Material provided:
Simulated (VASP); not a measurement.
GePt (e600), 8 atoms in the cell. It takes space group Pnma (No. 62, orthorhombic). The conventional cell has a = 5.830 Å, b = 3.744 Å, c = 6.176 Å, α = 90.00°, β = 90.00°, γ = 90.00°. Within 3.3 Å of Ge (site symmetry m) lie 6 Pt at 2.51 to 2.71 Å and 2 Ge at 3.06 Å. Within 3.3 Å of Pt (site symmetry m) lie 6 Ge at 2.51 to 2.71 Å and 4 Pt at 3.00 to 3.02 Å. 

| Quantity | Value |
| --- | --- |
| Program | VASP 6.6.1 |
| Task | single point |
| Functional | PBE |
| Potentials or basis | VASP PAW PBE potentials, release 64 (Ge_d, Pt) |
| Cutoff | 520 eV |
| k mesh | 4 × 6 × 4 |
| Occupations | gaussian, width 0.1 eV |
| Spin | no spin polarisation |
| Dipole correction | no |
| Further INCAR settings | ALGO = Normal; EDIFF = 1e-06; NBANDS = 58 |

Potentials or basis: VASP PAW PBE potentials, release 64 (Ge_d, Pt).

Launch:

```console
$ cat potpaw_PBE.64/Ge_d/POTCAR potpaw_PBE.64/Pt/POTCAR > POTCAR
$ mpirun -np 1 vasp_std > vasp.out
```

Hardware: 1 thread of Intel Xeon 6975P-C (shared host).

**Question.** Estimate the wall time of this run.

Task item:
Word for word, restate the data above from its first line down to and including the line with "Hardware: 1 thread".

Exercise answer:
Simulated (VASP); not a measurement.
GePt (e600), 8 atoms in the cell. It takes space group Pnma (No. 62, orthorhombic). The conventional cell has a = 5.830 Å, b = 3.744 Å, c = 6.176 Å, α = 90.00°, β = 90.00°, γ = 90.00°. Within 3.3 Å of Ge (site symmetry m) lie 6 Pt at 2.51 to 2.71 Å and 2 Ge at 3.06 Å. Within 3.3 Å of Pt (site symmetry m) lie 6 Ge at 2.51 to 2.71 Å and 4 Pt at 3.00 to 3.02 Å. 

| Quantity | Value |
| --- | --- |
| Program | VASP 6.6.1 |
| Task | single point |
| Functional | PBE |
| Potentials or basis | VASP PAW PBE potentials, release 64 (Ge_d, Pt) |
| Cutoff | 520 eV |
| k mesh | 4 × 6 × 4 |
| Occupations | gaussian, width 0.1 eV |
| Spin | no spin polarisation |
| Dipole correction | no |
| Further INCAR settings | ALGO = Normal; EDIFF = 1e-06; NBANDS = 58 |

Potentials or basis: VASP PAW PBE potentials, release 64 (Ge_d, Pt).

Launch:

```console
$ cat potpaw_PBE.64/Ge_d/POTCAR potpaw_PBE.64/Pt/POTCAR > POTCAR
$ mpirun -np 1 vasp_std > vasp.out
```

Hardware: 1 thread of Intel Xeon 6975P-C (shared host).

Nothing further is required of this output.